■ **Information**:
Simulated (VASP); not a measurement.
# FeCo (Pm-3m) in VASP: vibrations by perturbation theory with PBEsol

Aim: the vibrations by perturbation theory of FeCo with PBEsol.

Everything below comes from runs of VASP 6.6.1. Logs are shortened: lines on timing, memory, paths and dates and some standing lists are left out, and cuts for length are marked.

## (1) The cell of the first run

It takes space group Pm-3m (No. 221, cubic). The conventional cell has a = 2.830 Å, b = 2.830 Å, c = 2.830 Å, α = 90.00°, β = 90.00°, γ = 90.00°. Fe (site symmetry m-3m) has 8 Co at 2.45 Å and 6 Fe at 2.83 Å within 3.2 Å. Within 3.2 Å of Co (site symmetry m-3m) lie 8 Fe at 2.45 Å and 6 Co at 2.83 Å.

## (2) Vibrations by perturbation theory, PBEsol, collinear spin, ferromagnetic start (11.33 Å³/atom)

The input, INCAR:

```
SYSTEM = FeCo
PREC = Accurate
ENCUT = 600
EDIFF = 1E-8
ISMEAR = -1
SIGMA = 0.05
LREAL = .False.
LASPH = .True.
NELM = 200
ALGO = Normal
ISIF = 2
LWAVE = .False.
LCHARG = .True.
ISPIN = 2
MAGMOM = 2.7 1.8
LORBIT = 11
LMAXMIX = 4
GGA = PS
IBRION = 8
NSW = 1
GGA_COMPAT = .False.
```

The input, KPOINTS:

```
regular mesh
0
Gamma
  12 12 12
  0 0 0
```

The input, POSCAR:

■ **Brief**:
Copy out the records above exactly.

■ **Task solution**:
Simulated (VASP); not a measurement.
# FeCo (Pm-3m) in VASP: vibrations by perturbation theory with PBEsol

Aim: the vibrations by perturbation theory of FeCo with PBEsol.

Everything below comes from runs of VASP 6.6.1. Logs are shortened: lines on timing, memory, paths and dates and some standing lists are left out, and cuts for length are marked.

## (1) The cell of the first run

It takes space group Pm-3m (No. 221, cubic). The conventional cell has a = 2.830 Å, b = 2.830 Å, c = 2.830 Å, α = 90.00°, β = 90.00°, γ = 90.00°. Fe (site symmetry m-3m) has 8 Co at 2.45 Å and 6 Fe at 2.83 Å within 3.2 Å. Within 3.2 Å of Co (site symmetry m-3m) lie 8 Fe at 2.45 Å and 6 Co at 2.83 Å.

## (2) Vibrations by perturbation theory, PBEsol, collinear spin, ferromagnetic start (11.33 Å³/atom)

The input, INCAR:

```
SYSTEM = FeCo
PREC = Accurate
ENCUT = 600
EDIFF = 1E-8
ISMEAR = -1
SIGMA = 0.05
LREAL = .False.
LASPH = .True.
NELM = 200
ALGO = Normal
ISIF = 2
LWAVE = .False.
LCHARG = .True.
ISPIN = 2
MAGMOM = 2.7 1.8
LORBIT = 11
LMAXMIX = 4
GGA = PS
IBRION = 8
NSW = 1
GGA_COMPAT = .False.
```

The input, KPOINTS:

```
regular mesh
0
Gamma
  12 12 12
  0 0 0
```

The input, POSCAR:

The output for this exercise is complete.